◆ **WORK ITEM**
All of the entries should be returned without a single change.

◆ **SUPPLIED DATA**
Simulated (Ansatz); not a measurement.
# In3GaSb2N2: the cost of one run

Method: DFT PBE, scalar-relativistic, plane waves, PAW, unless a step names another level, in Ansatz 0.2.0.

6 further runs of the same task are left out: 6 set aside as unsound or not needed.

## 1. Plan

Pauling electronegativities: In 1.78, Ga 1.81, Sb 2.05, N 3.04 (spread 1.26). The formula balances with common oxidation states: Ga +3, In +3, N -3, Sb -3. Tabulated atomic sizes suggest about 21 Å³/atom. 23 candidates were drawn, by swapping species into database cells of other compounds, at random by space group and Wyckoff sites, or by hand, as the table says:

◆ **TASK RESULT**
Simulated (Ansatz); not a measurement.
# In3GaSb2N2: the cost of one run

Method: DFT PBE, scalar-relativistic, plane waves, PAW, unless a step names another level, in Ansatz 0.2.0.

6 further runs of the same task are left out: 6 set aside as unsound or not needed.

## 1. Plan

Pauling electronegativities: In 1.78, Ga 1.81, Sb 2.05, N 3.04 (spread 1.26). The formula balances with common oxidation states: Ga +3, In +3, N -3, Sb -3. Tabulated atomic sizes suggest about 21 Å³/atom. 23 candidates were drawn, by swapping species into database cells of other compounds, at random by space group and Wyckoff sites, or by hand, as the table says:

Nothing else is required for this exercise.